__Work item__
In the entries below, find the line containing "The run is repeated" and the line containing "Caveats: the cell stands under pressure.". Copy those two lines and everything between them exactly, and only that.

************
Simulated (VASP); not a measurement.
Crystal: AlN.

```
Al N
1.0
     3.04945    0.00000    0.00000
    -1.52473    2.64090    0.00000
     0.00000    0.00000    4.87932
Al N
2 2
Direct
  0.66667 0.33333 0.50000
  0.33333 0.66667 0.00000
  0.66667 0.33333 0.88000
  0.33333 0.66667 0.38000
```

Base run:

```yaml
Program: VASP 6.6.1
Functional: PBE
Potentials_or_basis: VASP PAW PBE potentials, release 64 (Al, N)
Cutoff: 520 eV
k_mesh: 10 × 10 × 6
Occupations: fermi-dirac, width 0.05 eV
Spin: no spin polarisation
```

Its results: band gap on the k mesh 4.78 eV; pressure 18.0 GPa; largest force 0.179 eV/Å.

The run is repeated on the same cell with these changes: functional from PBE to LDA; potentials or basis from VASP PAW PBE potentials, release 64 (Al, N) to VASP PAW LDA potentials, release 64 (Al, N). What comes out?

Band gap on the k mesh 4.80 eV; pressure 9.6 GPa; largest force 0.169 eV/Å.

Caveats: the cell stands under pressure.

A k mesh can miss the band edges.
************

__Your response__
The run is repeated on the same cell with these changes: functional from PBE to LDA; potentials or basis from VASP PAW PBE potentials, release 64 (Al, N) to VASP PAW LDA potentials, release 64 (Al, N). What comes out?

Band gap on the k mesh 4.80 eV; pressure 9.6 GPa; largest force 0.169 eV/Å.

Caveats: the cell stands under pressure.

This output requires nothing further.